DATA SUPPLIED
--- START ---
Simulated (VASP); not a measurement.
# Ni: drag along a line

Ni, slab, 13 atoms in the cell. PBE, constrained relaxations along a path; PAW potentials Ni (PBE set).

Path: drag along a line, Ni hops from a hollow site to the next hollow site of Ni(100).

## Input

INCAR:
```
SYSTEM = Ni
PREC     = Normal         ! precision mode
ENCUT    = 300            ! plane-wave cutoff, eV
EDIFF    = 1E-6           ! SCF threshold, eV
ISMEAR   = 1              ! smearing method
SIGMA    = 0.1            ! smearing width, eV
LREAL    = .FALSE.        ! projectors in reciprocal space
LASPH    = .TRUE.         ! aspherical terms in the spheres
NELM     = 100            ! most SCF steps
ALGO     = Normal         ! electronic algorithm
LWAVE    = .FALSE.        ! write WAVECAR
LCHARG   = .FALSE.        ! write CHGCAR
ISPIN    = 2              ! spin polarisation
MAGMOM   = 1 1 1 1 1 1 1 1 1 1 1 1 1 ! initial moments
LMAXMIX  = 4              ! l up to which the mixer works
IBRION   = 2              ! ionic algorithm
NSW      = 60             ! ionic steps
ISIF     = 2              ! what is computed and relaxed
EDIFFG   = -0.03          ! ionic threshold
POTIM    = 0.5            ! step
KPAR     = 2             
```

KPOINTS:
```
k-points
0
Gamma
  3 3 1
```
--- END ---

ASSIGNMENT
Nothing but an exact copy of the lines from the start of the entries through the line containing "Path: drag along" belongs in the response.

TASK SOLUTION
Simulated (VASP); not a measurement.
# Ni: drag along a line

Ni, slab, 13 atoms in the cell. PBE, constrained relaxations along a path; PAW potentials Ni (PBE set).

Path: drag along a line, Ni hops from a hollow site to the next hollow site of Ni(100).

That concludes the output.